#### [Requirement]
Emit an exact copy of the lines running from the start of the records to the line containing "## 1. The cell of the first run", both included.

#### [Data section]
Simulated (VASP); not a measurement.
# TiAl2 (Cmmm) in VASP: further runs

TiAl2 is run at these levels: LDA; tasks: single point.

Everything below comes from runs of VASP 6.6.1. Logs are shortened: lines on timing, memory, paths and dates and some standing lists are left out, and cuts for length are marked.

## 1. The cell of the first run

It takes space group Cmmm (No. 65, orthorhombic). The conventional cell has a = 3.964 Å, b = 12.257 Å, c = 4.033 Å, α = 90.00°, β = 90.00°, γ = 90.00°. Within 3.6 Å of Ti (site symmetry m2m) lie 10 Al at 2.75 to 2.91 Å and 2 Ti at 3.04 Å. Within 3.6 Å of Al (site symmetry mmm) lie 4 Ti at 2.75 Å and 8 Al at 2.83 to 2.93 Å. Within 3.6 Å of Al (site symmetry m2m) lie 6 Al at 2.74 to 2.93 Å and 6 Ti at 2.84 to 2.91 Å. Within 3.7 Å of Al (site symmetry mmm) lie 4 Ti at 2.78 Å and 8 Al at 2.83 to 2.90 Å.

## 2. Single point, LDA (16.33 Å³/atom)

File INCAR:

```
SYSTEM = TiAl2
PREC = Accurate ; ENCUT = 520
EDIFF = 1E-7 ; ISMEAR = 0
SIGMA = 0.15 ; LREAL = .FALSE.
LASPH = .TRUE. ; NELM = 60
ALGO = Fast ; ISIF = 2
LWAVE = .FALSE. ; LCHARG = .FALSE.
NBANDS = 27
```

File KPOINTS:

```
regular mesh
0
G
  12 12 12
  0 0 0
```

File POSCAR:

#### [Your response]
Simulated (VASP); not a measurement.
# TiAl2 (Cmmm) in VASP: further runs

TiAl2 is run at these levels: LDA; tasks: single point.

Everything below comes from runs of VASP 6.6.1. Logs are shortened: lines on timing, memory, paths and dates and some standing lists are left out, and cuts for length are marked.

## 1. The cell of the first run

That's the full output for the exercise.